- - - -

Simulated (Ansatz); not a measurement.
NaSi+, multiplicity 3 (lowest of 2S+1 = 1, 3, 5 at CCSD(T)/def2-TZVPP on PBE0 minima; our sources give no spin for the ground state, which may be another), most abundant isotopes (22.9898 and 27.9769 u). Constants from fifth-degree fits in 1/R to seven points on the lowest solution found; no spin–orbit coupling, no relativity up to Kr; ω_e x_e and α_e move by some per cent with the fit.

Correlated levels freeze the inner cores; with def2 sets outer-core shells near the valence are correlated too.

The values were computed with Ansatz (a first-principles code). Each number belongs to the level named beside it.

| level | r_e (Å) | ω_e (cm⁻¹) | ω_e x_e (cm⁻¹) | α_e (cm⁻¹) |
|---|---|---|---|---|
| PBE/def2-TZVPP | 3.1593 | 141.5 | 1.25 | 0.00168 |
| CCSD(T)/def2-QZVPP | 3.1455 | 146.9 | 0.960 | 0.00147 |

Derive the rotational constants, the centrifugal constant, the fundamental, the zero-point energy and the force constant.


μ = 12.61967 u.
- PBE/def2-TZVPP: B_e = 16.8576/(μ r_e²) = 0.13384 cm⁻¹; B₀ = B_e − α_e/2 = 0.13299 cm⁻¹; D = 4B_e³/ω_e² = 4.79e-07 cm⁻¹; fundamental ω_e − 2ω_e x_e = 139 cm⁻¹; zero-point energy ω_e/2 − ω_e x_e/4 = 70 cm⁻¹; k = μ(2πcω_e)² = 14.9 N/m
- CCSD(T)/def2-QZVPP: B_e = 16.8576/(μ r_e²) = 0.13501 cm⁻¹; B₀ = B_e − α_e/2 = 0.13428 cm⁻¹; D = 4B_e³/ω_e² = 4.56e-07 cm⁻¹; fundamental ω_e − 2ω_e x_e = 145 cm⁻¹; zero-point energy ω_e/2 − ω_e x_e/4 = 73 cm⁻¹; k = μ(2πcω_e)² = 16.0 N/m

- - - -

Considering only the material above, set down every line from the one with "Correlated levels freeze" to the one with "- PBE/def2-TZVPP: B_e", inclusive, exactly as written.

Correlated levels freeze the inner cores; with def2 sets outer-core shells near the valence are correlated too.

The values were computed with Ansatz (a first-principles code). Each number belongs to the level named beside it.

| level | r_e (Å) | ω_e (cm⁻¹) | ω_e x_e (cm⁻¹) | α_e (cm⁻¹) |
|---|---|---|---|---|
| PBE/def2-TZVPP | 3.1593 | 141.5 | 1.25 | 0.00168 |
| CCSD(T)/def2-QZVPP | 3.1455 | 146.9 | 0.960 | 0.00147 |

Derive the rotational constants, the centrifugal constant, the fundamental, the zero-point energy and the force constant.


μ = 12.61967 u.
- PBE/def2-TZVPP: B_e = 16.8576/(μ r_e²) = 0.13384 cm⁻¹; B₀ = B_e − α_e/2 = 0.13299 cm⁻¹; D = 4B_e³/ω_e² = 4.79e-07 cm⁻¹; fundamental ω_e − 2ω_e x_e = 139 cm⁻¹; zero-point energy ω_e/2 − ω_e x_e/4 = 70 cm⁻¹; k = μ(2πcω_e)² = 14.9 N/m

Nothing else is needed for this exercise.